— Work request —
Will you return, word for word, only the lines from the top of the data below down to and including the one with "- system: SiAl⁺, single"?

----- Dataset

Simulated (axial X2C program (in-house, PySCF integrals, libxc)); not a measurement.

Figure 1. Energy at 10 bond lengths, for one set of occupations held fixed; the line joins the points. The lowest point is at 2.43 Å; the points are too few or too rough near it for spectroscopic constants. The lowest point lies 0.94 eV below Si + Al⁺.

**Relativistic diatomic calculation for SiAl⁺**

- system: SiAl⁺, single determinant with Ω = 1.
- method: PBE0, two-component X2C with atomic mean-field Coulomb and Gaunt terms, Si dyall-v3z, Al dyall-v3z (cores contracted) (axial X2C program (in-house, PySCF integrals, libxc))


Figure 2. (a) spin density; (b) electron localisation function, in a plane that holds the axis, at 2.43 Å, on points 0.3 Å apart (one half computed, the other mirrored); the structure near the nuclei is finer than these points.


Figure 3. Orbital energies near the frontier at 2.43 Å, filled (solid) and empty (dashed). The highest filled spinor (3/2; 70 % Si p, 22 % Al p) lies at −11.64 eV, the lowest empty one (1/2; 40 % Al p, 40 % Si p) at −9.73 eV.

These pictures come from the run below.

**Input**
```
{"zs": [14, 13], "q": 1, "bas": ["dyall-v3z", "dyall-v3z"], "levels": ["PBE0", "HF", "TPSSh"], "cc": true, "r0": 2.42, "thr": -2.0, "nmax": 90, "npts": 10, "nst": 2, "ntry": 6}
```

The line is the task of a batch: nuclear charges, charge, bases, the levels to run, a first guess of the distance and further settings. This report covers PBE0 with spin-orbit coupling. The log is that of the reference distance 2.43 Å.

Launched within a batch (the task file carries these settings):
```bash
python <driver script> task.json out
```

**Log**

----------

— Exercise answer —
Simulated (axial X2C program (in-house, PySCF integrals, libxc)); not a measurement.

Figure 1. Energy at 10 bond lengths, for one set of occupations held fixed; the line joins the points. The lowest point is at 2.43 Å; the points are too few or too rough near it for spectroscopic constants. The lowest point lies 0.94 eV below Si + Al⁺.

**Relativistic diatomic calculation for SiAl⁺**

- system: SiAl⁺, single determinant with Ω = 1.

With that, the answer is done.